▶ **Work request**
Transcribe only part of the material below: the lines from the one containing "Program: NWChem. All" through the one containing "3. log₁₀ K(n-hexane/water)", inclusive, exactly as written.

▶ **Excerpted data**
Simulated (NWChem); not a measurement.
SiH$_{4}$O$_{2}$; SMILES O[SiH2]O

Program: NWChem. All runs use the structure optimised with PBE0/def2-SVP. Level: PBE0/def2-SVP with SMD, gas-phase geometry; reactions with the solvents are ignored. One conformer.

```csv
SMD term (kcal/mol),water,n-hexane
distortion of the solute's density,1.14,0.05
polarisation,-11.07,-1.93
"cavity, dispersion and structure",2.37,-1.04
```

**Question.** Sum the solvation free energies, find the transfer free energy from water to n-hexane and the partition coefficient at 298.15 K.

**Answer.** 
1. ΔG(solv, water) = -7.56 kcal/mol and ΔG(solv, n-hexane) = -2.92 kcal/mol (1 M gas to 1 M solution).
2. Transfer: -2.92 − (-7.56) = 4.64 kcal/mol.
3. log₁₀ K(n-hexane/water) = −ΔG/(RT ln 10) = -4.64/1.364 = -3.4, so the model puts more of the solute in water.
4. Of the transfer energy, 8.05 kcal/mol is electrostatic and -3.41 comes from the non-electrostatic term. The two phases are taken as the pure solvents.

▶ **Exercise response**
Program: NWChem. All runs use the structure optimised with PBE0/def2-SVP. Level: PBE0/def2-SVP with SMD, gas-phase geometry; reactions with the solvents are ignored. One conformer.

```csv
SMD term (kcal/mol),water,n-hexane
distortion of the solute's density,1.14,0.05
polarisation,-11.07,-1.93
"cavity, dispersion and structure",2.37,-1.04
```

**Question.** Sum the solvation free energies, find the transfer free energy from water to n-hexane and the partition coefficient at 298.15 K.

**Answer.** 
1. ΔG(solv, water) = -7.56 kcal/mol and ΔG(solv, n-hexane) = -2.92 kcal/mol (1 M gas to 1 M solution).
2. Transfer: -2.92 − (-7.56) = 4.64 kcal/mol.
3. log₁₀ K(n-hexane/water) = −ΔG/(RT ln 10) = -4.64/1.364 = -3.4, so the model puts more of the solute in water.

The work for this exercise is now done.